> _REQUIRED ACTION_
Starting at the top of the entries, restate word for word each line up to and including the one with "Functional | PBEsol |".

> _SUPPLIED ENTRIES_
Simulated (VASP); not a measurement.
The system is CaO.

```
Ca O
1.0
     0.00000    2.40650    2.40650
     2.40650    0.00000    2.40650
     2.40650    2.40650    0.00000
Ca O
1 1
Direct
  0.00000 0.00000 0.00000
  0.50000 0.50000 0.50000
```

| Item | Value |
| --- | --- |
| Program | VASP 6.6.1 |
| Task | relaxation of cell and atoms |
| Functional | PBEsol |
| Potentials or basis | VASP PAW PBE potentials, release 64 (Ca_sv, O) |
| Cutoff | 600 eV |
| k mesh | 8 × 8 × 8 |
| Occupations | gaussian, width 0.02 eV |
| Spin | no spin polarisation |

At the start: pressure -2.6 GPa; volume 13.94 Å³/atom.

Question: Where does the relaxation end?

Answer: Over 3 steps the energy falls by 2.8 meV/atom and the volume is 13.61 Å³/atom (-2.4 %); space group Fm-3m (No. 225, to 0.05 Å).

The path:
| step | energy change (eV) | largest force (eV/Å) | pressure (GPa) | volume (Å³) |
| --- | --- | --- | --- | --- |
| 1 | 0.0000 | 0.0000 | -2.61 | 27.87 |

> _ANSWER BOX_
Simulated (VASP); not a measurement.
The system is CaO.

```
Ca O
1.0
     0.00000    2.40650    2.40650
     2.40650    0.00000    2.40650
     2.40650    2.40650    0.00000
Ca O
1 1
Direct
  0.00000 0.00000 0.00000
  0.50000 0.50000 0.50000
```

| Item | Value |
| --- | --- |
| Program | VASP 6.6.1 |
| Task | relaxation of cell and atoms |
| Functional | PBEsol |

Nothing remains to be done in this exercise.